▸ Given records:
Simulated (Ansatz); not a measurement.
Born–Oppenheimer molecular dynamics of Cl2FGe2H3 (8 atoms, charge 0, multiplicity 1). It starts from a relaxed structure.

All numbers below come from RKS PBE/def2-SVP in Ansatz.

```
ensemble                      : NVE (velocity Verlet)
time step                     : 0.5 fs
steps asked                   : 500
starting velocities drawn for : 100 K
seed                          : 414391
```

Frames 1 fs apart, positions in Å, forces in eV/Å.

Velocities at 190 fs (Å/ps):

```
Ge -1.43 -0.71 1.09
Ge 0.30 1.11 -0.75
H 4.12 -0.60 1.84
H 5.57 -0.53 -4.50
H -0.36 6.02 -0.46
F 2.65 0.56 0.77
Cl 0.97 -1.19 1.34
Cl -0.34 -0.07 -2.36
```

▸ Exercise:
Everything in the listing must be written out again without any change.

▸ Exercise response:
Simulated (Ansatz); not a measurement.
Born–Oppenheimer molecular dynamics of Cl2FGe2H3 (8 atoms, charge 0, multiplicity 1). It starts from a relaxed structure.

All numbers below come from RKS PBE/def2-SVP in Ansatz.

```
ensemble                      : NVE (velocity Verlet)
time step                     : 0.5 fs
steps asked                   : 500
starting velocities drawn for : 100 K
seed                          : 414391
```

Frames 1 fs apart, positions in Å, forces in eV/Å.

Velocities at 190 fs (Å/ps):

```
Ge -1.43 -0.71 1.09
Ge 0.30 1.11 -0.75
H 4.12 -0.60 1.84
H 5.57 -0.53 -4.50
H -0.36 6.02 -0.46
F 2.65 0.56 0.77
Cl 0.97 -1.19 1.34
Cl -0.34 -0.07 -2.36
```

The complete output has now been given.